Work order: Repeat the data verbatim.

::: Available data :::

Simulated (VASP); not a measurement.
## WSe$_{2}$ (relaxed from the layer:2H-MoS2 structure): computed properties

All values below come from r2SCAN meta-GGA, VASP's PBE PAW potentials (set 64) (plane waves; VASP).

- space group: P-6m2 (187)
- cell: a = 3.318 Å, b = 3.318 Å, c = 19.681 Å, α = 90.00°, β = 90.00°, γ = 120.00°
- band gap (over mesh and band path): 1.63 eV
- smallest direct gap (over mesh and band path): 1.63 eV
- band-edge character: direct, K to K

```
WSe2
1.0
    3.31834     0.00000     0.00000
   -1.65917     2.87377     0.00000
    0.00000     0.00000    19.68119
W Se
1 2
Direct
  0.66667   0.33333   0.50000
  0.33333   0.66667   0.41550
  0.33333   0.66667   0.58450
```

:::

Result:
Simulated (VASP); not a measurement.
## WSe$_{2}$ (relaxed from the layer:2H-MoS2 structure): computed properties

All values below come from r2SCAN meta-GGA, VASP's PBE PAW potentials (set 64) (plane waves; VASP).

- space group: P-6m2 (187)
- cell: a = 3.318 Å, b = 3.318 Å, c = 19.681 Å, α = 90.00°, β = 90.00°, γ = 120.00°
- band gap (over mesh and band path): 1.63 eV
- smallest direct gap (over mesh and band path): 1.63 eV
- band-edge character: direct, K to K

```
WSe2
1.0
    3.31834     0.00000     0.00000
   -1.65917     2.87377     0.00000
    0.00000     0.00000    19.68119
W Se
1 2
Direct
  0.66667   0.33333   0.50000
  0.33333   0.66667   0.41550
  0.33333   0.66667   0.58450
```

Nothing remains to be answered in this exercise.